## DATASET CONTENT
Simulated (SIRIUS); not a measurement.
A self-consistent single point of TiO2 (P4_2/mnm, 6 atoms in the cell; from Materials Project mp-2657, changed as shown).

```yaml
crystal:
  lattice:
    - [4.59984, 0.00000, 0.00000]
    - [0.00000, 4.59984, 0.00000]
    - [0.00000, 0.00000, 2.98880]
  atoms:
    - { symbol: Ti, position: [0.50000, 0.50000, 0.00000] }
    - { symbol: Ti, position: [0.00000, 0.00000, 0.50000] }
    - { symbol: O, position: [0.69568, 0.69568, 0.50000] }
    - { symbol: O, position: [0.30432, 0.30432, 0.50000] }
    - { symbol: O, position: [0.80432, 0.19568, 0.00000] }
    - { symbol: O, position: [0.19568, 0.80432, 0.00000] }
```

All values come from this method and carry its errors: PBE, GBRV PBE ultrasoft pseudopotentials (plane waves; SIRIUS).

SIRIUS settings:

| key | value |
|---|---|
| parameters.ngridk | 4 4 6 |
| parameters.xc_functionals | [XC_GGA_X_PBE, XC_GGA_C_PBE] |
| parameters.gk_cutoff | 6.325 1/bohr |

## TASK ITEM
Print the records again in their entirety, character for character.

## EXERCISE OUTPUT
Simulated (SIRIUS); not a measurement.
A self-consistent single point of TiO2 (P4_2/mnm, 6 atoms in the cell; from Materials Project mp-2657, changed as shown).

```yaml
crystal:
  lattice:
    - [4.59984, 0.00000, 0.00000]
    - [0.00000, 4.59984, 0.00000]
    - [0.00000, 0.00000, 2.98880]
  atoms:
    - { symbol: Ti, position: [0.50000, 0.50000, 0.00000] }
    - { symbol: Ti, position: [0.00000, 0.00000, 0.50000] }
    - { symbol: O, position: [0.69568, 0.69568, 0.50000] }
    - { symbol: O, position: [0.30432, 0.30432, 0.50000] }
    - { symbol: O, position: [0.80432, 0.19568, 0.00000] }
    - { symbol: O, position: [0.19568, 0.80432, 0.00000] }
```

All values come from this method and carry its errors: PBE, GBRV PBE ultrasoft pseudopotentials (plane waves; SIRIUS).

SIRIUS settings:

| key | value |
|---|---|
| parameters.ngridk | 4 4 6 |
| parameters.xc_functionals | [XC_GGA_X_PBE, XC_GGA_C_PBE] |
| parameters.gk_cutoff | 6.325 1/bohr |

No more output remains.